▸ **Brief**: Every line of the material is to be duplicated precisely.

▸ **Given information**:
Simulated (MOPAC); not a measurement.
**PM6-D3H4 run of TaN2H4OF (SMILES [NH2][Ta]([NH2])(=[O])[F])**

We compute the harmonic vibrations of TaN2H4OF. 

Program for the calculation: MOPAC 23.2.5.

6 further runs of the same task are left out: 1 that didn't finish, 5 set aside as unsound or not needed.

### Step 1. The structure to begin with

▸ **Response**:
Simulated (MOPAC); not a measurement.
**PM6-D3H4 run of TaN2H4OF (SMILES [NH2][Ta]([NH2])(=[O])[F])**

We compute the harmonic vibrations of TaN2H4OF. 

Program for the calculation: MOPAC 23.2.5.

6 further runs of the same task are left out: 1 that didn't finish, 5 set aside as unsound or not needed.

### Step 1. The structure to begin with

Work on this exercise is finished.